* Work task
Take the data that sits below and write it out again exactly.

* Given entries
________________________________________
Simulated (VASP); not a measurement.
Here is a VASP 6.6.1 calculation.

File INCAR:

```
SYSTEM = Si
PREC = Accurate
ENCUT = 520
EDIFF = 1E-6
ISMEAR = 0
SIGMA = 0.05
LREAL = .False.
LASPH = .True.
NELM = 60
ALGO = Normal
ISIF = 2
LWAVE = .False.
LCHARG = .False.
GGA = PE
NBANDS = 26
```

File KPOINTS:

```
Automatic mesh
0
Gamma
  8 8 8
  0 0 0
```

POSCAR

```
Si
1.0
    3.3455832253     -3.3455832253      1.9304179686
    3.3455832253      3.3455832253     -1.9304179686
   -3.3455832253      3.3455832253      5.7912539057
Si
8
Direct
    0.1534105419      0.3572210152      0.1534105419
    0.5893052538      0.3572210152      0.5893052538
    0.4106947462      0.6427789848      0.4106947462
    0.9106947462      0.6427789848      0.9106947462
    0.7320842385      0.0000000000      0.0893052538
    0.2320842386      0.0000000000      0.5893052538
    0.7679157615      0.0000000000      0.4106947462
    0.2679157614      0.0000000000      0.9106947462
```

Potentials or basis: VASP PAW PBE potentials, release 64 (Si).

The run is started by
________________________________________

* Solution
Simulated (VASP); not a measurement.
Here is a VASP 6.6.1 calculation.

File INCAR:

```
SYSTEM = Si
PREC = Accurate
ENCUT = 520
EDIFF = 1E-6
ISMEAR = 0
SIGMA = 0.05
LREAL = .False.
LASPH = .True.
NELM = 60
ALGO = Normal
ISIF = 2
LWAVE = .False.
LCHARG = .False.
GGA = PE
NBANDS = 26
```

File KPOINTS:

```
Automatic mesh
0
Gamma
  8 8 8
  0 0 0
```

POSCAR

```
Si
1.0
    3.3455832253     -3.3455832253      1.9304179686
    3.3455832253      3.3455832253     -1.9304179686
   -3.3455832253      3.3455832253      5.7912539057
Si
8
Direct
    0.1534105419      0.3572210152      0.1534105419
    0.5893052538      0.3572210152      0.5893052538
    0.4106947462      0.6427789848      0.4106947462
    0.9106947462      0.6427789848      0.9106947462
    0.7320842385      0.0000000000      0.0893052538
    0.2320842386      0.0000000000      0.5893052538
    0.7679157615      0.0000000000      0.4106947462
    0.2679157614      0.0000000000      0.9106947462
```

Potentials or basis: VASP PAW PBE potentials, release 64 (Si).

The run is started by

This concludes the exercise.